WORK TASK: Repeat exactly the lines from the start of the entries below through the line containing "- CCSD(T)/aug-cc-pVDZ = DF-CCSD(T)/aug-cc-pVDZ, all". Omit the rest.

DATASET EXTRACT:
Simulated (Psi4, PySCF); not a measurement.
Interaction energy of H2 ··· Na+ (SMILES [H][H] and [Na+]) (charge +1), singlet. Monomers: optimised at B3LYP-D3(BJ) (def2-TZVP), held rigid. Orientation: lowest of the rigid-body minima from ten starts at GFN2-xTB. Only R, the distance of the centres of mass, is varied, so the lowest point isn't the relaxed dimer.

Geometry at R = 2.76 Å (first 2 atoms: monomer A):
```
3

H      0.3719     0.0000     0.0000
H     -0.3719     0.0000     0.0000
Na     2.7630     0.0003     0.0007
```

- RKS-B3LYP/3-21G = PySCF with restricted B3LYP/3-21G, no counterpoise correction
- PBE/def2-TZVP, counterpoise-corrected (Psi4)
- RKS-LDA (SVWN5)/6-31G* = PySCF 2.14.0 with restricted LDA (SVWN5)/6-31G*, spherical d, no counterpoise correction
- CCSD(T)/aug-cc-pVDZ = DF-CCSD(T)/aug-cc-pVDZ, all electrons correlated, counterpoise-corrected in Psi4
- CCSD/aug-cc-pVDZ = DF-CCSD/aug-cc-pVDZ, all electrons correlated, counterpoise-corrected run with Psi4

ANSWER SPACE:
Simulated (Psi4, PySCF); not a measurement.
Interaction energy of H2 ··· Na+ (SMILES [H][H] and [Na+]) (charge +1), singlet. Monomers: optimised at B3LYP-D3(BJ) (def2-TZVP), held rigid. Orientation: lowest of the rigid-body minima from ten starts at GFN2-xTB. Only R, the distance of the centres of mass, is varied, so the lowest point isn't the relaxed dimer.

Geometry at R = 2.76 Å (first 2 atoms: monomer A):
```
3

H      0.3719     0.0000     0.0000
H     -0.3719     0.0000     0.0000
Na     2.7630     0.0003     0.0007
```

- RKS-B3LYP/3-21G = PySCF with restricted B3LYP/3-21G, no counterpoise correction
- PBE/def2-TZVP, counterpoise-corrected (Psi4)
- RKS-LDA (SVWN5)/6-31G* = PySCF 2.14.0 with restricted LDA (SVWN5)/6-31G*, spherical d, no counterpoise correction
- CCSD(T)/aug-cc-pVDZ = DF-CCSD(T)/aug-cc-pVDZ, all electrons correlated, counterpoise-corrected in Psi4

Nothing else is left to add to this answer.